▸ **Activity**
Output the full listing word for word.

================

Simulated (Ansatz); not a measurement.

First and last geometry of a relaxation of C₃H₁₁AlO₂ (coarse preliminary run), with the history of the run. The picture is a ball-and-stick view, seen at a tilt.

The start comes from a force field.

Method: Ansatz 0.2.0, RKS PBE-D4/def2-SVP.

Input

================

▸ **Your solution**
Simulated (Ansatz); not a measurement.

First and last geometry of a relaxation of C₃H₁₁AlO₂ (coarse preliminary run), with the history of the run. The picture is a ball-and-stick view, seen at a tilt.

The start comes from a force field.

Method: Ansatz 0.2.0, RKS PBE-D4/def2-SVP.

Input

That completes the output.